****

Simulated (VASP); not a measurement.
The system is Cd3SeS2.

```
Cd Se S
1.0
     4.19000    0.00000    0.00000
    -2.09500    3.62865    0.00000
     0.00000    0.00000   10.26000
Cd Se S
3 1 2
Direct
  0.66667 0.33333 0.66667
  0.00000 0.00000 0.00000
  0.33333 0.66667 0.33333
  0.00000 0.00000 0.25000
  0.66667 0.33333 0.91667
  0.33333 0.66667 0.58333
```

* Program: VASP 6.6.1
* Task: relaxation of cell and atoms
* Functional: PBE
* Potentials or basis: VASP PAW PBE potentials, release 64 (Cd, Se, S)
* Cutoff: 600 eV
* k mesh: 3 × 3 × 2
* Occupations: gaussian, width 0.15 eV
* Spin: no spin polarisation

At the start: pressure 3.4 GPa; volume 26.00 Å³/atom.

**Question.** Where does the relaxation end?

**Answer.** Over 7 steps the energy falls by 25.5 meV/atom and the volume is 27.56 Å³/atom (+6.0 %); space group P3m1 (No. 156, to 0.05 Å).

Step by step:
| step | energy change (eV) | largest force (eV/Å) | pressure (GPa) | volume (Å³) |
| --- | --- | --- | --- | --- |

****

Work task: The reply is to be an exact repeat of the records above.

Written reply:
Simulated (VASP); not a measurement.
The system is Cd3SeS2.

```
Cd Se S
1.0
     4.19000    0.00000    0.00000
    -2.09500    3.62865    0.00000
     0.00000    0.00000   10.26000
Cd Se S
3 1 2
Direct
  0.66667 0.33333 0.66667
  0.00000 0.00000 0.00000
  0.33333 0.66667 0.33333
  0.00000 0.00000 0.25000
  0.66667 0.33333 0.91667
  0.33333 0.66667 0.58333
```

* Program: VASP 6.6.1
* Task: relaxation of cell and atoms
* Functional: PBE
* Potentials or basis: VASP PAW PBE potentials, release 64 (Cd, Se, S)
* Cutoff: 600 eV
* k mesh: 3 × 3 × 2
* Occupations: gaussian, width 0.15 eV
* Spin: no spin polarisation

At the start: pressure 3.4 GPa; volume 26.00 Å³/atom.

**Question.** Where does the relaxation end?

**Answer.** Over 7 steps the energy falls by 25.5 meV/atom and the volume is 27.56 Å³/atom (+6.0 %); space group P3m1 (No. 156, to 0.05 Å).

Step by step:
| step | energy change (eV) | largest force (eV/Å) | pressure (GPa) | volume (Å³) |
| --- | --- | --- | --- | --- |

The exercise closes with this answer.